****************************************
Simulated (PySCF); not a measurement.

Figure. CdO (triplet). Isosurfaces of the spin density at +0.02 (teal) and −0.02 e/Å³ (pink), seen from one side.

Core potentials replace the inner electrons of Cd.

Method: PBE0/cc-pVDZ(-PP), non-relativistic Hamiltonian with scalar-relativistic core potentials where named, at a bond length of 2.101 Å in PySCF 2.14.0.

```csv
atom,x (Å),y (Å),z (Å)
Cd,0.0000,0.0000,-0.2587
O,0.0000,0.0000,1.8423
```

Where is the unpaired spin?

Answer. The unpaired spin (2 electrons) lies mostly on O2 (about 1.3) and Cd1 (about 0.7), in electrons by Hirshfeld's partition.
****************************************

### WORK ITEM
From the first line of the data above to the line containing "Where is the unpaired spin?", repeat everything exactly and add nothing.

### WRITTEN REPLY
Simulated (PySCF); not a measurement.

Figure. CdO (triplet). Isosurfaces of the spin density at +0.02 (teal) and −0.02 e/Å³ (pink), seen from one side.

Core potentials replace the inner electrons of Cd.

Method: PBE0/cc-pVDZ(-PP), non-relativistic Hamiltonian with scalar-relativistic core potentials where named, at a bond length of 2.101 Å in PySCF 2.14.0.

```csv
atom,x (Å),y (Å),z (Å)
Cd,0.0000,0.0000,-0.2587
O,0.0000,0.0000,1.8423
```

Where is the unpaired spin?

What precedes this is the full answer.